→ EXERCISE
Word for word, restate the lines of the material below from its first line through the one containing "The step is". Omit the rest.

→ RECORD EXCERPTS
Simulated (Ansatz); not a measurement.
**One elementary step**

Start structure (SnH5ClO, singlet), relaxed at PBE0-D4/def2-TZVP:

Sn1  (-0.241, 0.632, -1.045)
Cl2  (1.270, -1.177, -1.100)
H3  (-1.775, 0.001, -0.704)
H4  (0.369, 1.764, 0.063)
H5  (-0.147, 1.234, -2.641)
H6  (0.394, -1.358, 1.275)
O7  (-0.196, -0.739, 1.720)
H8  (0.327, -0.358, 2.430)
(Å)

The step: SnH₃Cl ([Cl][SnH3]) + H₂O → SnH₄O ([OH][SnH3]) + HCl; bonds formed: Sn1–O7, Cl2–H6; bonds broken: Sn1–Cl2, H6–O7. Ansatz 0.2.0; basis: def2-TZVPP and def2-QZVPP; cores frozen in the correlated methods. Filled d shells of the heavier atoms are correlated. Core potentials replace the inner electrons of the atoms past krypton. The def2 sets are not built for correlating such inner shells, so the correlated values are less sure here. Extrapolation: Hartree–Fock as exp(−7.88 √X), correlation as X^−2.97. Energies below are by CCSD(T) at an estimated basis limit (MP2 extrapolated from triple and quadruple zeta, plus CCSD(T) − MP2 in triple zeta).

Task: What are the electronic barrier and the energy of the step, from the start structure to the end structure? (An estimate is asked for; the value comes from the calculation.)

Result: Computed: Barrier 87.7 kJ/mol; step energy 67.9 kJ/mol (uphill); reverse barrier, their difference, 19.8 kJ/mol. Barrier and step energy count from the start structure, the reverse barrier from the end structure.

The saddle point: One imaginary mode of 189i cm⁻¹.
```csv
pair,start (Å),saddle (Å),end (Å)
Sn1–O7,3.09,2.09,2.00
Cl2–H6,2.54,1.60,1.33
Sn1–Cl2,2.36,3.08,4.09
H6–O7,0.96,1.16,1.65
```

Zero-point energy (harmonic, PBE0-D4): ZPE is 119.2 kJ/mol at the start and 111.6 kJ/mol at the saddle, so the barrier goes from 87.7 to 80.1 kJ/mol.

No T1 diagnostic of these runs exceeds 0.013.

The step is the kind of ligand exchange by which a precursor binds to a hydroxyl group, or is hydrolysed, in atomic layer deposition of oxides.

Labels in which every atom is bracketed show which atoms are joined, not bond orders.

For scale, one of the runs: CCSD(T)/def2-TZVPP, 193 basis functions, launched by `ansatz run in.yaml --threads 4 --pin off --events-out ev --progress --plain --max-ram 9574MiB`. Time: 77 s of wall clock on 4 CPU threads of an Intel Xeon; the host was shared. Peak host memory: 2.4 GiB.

→ YOUR RESPONSE
Simulated (Ansatz); not a measurement.
**One elementary step**

Start structure (SnH5ClO, singlet), relaxed at PBE0-D4/def2-TZVP:

Sn1  (-0.241, 0.632, -1.045)
Cl2  (1.270, -1.177, -1.100)
H3  (-1.775, 0.001, -0.704)
H4  (0.369, 1.764, 0.063)
H5  (-0.147, 1.234, -2.641)
H6  (0.394, -1.358, 1.275)
O7  (-0.196, -0.739, 1.720)
H8  (0.327, -0.358, 2.430)
(Å)

The step: SnH₃Cl ([Cl][SnH3]) + H₂O → SnH₄O ([OH][SnH3]) + HCl; bonds formed: Sn1–O7, Cl2–H6; bonds broken: Sn1–Cl2, H6–O7. Ansatz 0.2.0; basis: def2-TZVPP and def2-QZVPP; cores frozen in the correlated methods. Filled d shells of the heavier atoms are correlated. Core potentials replace the inner electrons of the atoms past krypton. The def2 sets are not built for correlating such inner shells, so the correlated values are less sure here. Extrapolation: Hartree–Fock as exp(−7.88 √X), correlation as X^−2.97. Energies below are by CCSD(T) at an estimated basis limit (MP2 extrapolated from triple and quadruple zeta, plus CCSD(T) − MP2 in triple zeta).

Task: What are the electronic barrier and the energy of the step, from the start structure to the end structure? (An estimate is asked for; the value comes from the calculation.)

Result: Computed: Barrier 87.7 kJ/mol; step energy 67.9 kJ/mol (uphill); reverse barrier, their difference, 19.8 kJ/mol. Barrier and step energy count from the start structure, the reverse barrier from the end structure.

The saddle point: One imaginary mode of 189i cm⁻¹.
```csv
pair,start (Å),saddle (Å),end (Å)
Sn1–O7,3.09,2.09,2.00
Cl2–H6,2.54,1.60,1.33
Sn1–Cl2,2.36,3.08,4.09
H6–O7,0.96,1.16,1.65
```

Zero-point energy (harmonic, PBE0-D4): ZPE is 119.2 kJ/mol at the start and 111.6 kJ/mol at the saddle, so the barrier goes from 87.7 to 80.1 kJ/mol.

No T1 diagnostic of these runs exceeds 0.013.

The step is the kind of ligand exchange by which a precursor binds to a hydroxyl group, or is hydrolysed, in atomic layer deposition of oxides.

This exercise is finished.